Work order
The data must be returned in full, with no character altered.

Material provided
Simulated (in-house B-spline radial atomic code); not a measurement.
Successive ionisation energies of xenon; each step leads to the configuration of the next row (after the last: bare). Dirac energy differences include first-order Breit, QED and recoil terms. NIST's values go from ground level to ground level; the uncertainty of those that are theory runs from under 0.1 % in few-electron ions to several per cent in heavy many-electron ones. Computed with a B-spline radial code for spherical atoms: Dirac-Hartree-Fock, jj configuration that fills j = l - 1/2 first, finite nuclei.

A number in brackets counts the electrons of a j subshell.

Answer area
Simulated (in-house B-spline radial atomic code); not a measurement.
Successive ionisation energies of xenon; each step leads to the configuration of the next row (after the last: bare). Dirac energy differences include first-order Breit, QED and recoil terms. NIST's values go from ground level to ground level; the uncertainty of those that are theory runs from under 0.1 % in few-electron ions to several per cent in heavy many-electron ones. Computed with a B-spline radial code for spherical atoms: Dirac-Hartree-Fock, jj configuration that fills j = l - 1/2 first, finite nuclei.

A number in brackets counts the electrons of a j subshell.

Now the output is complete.